◆ ACTION ITEM ◆
Every entry should be given again exactly, with nothing dropped.

◆ SUPPLIED INFORMATION ◆
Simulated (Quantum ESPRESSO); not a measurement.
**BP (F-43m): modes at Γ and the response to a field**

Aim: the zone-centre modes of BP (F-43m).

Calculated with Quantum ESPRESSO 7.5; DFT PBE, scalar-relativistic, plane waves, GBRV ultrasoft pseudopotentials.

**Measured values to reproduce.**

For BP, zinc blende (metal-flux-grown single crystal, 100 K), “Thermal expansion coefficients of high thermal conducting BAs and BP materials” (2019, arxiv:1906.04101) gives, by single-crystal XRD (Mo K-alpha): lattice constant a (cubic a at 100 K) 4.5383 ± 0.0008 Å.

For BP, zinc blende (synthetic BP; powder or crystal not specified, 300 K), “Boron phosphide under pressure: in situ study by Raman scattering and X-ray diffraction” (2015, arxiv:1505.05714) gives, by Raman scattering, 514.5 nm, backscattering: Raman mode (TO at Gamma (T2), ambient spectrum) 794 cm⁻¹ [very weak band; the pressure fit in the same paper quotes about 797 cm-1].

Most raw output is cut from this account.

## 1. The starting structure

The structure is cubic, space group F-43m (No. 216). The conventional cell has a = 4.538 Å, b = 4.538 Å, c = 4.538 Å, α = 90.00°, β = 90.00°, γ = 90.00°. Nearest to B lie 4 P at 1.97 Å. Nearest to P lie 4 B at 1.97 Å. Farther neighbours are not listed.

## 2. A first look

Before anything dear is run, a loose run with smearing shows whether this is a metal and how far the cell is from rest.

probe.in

◆ YOUR RESPONSE ◆
Simulated (Quantum ESPRESSO); not a measurement.
**BP (F-43m): modes at Γ and the response to a field**

Aim: the zone-centre modes of BP (F-43m).

Calculated with Quantum ESPRESSO 7.5; DFT PBE, scalar-relativistic, plane waves, GBRV ultrasoft pseudopotentials.

**Measured values to reproduce.**

For BP, zinc blende (metal-flux-grown single crystal, 100 K), “Thermal expansion coefficients of high thermal conducting BAs and BP materials” (2019, arxiv:1906.04101) gives, by single-crystal XRD (Mo K-alpha): lattice constant a (cubic a at 100 K) 4.5383 ± 0.0008 Å.

For BP, zinc blende (synthetic BP; powder or crystal not specified, 300 K), “Boron phosphide under pressure: in situ study by Raman scattering and X-ray diffraction” (2015, arxiv:1505.05714) gives, by Raman scattering, 514.5 nm, backscattering: Raman mode (TO at Gamma (T2), ambient spectrum) 794 cm⁻¹ [very weak band; the pressure fit in the same paper quotes about 797 cm-1].

Most raw output is cut from this account.

## 1. The starting structure

The structure is cubic, space group F-43m (No. 216). The conventional cell has a = 4.538 Å, b = 4.538 Å, c = 4.538 Å, α = 90.00°, β = 90.00°, γ = 90.00°. Nearest to B lie 4 P at 1.97 Å. Nearest to P lie 4 B at 1.97 Å. Farther neighbours are not listed.

## 2. A first look

Before anything dear is run, a loose run with smearing shows whether this is a metal and how far the cell is from rest.

probe.in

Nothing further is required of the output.